Work item: What you return must match the listing word for word.

Recorded information:
=== Begin Enclosure ===
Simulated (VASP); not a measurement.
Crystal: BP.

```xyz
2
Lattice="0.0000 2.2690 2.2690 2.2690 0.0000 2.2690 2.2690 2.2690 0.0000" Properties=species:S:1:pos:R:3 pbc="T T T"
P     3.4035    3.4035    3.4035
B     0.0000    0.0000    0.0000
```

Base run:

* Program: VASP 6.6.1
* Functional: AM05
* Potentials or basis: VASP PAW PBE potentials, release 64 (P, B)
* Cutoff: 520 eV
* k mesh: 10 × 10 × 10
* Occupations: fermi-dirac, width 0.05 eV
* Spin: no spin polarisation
=== End Enclosure ===

Worked solution:
Simulated (VASP); not a measurement.
Crystal: BP.

```xyz
2
Lattice="0.0000 2.2690 2.2690 2.2690 0.0000 2.2690 2.2690 2.2690 0.0000" Properties=species:S:1:pos:R:3 pbc="T T T"
P     3.4035    3.4035    3.4035
B     0.0000    0.0000    0.0000
```

Base run:

* Program: VASP 6.6.1
* Functional: AM05
* Potentials or basis: VASP PAW PBE potentials, release 64 (P, B)
* Cutoff: 520 eV
* k mesh: 10 × 10 × 10
* Occupations: fermi-dirac, width 0.05 eV
* Spin: no spin polarisation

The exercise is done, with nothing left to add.